- Action item -
Start at the first line of the material below and retype each line through the one containing "Not listed: couplings", exactly.

────

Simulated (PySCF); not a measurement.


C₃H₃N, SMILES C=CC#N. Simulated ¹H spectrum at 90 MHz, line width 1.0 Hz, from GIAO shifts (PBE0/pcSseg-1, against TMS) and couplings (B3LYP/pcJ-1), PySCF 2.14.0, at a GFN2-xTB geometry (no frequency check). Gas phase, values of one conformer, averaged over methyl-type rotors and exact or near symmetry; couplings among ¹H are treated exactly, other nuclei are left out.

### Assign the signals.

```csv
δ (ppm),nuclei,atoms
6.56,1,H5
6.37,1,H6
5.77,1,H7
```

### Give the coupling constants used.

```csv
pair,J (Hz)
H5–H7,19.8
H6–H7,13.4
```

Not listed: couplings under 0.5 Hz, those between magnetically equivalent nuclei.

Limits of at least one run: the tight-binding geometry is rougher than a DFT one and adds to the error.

────

- Exercise response -
Simulated (PySCF); not a measurement.


C₃H₃N, SMILES C=CC#N. Simulated ¹H spectrum at 90 MHz, line width 1.0 Hz, from GIAO shifts (PBE0/pcSseg-1, against TMS) and couplings (B3LYP/pcJ-1), PySCF 2.14.0, at a GFN2-xTB geometry (no frequency check). Gas phase, values of one conformer, averaged over methyl-type rotors and exact or near symmetry; couplings among ¹H are treated exactly, other nuclei are left out.

### Assign the signals.

```csv
δ (ppm),nuclei,atoms
6.56,1,H5
6.37,1,H6
5.77,1,H7
```

### Give the coupling constants used.

```csv
pair,J (Hz)
H5–H7,19.8
H6–H7,13.4
```

Not listed: couplings under 0.5 Hz, those between magnetically equivalent nuclei.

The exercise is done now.